(Beginning of DATASET RECORDS)

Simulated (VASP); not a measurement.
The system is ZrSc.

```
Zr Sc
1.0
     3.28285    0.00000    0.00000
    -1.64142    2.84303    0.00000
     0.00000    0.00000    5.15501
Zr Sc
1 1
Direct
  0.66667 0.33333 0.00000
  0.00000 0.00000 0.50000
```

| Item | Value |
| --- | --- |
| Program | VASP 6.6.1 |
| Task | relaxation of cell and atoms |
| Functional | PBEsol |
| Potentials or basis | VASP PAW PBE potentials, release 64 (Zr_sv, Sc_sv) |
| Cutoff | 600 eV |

(End of DATASET RECORDS)

WORK ITEM:
Every line of the data above should be copied exactly.

EXERCISE SOLUTION:
Simulated (VASP); not a measurement.
The system is ZrSc.

```
Zr Sc
1.0
     3.28285    0.00000    0.00000
    -1.64142    2.84303    0.00000
     0.00000    0.00000    5.15501
Zr Sc
1 1
Direct
  0.66667 0.33333 0.00000
  0.00000 0.00000 0.50000
```

| Item | Value |
| --- | --- |
| Program | VASP 6.6.1 |
| Task | relaxation of cell and atoms |
| Functional | PBEsol |
| Potentials or basis | VASP PAW PBE potentials, release 64 (Zr_sv, Sc_sv) |
| Cutoff | 600 eV |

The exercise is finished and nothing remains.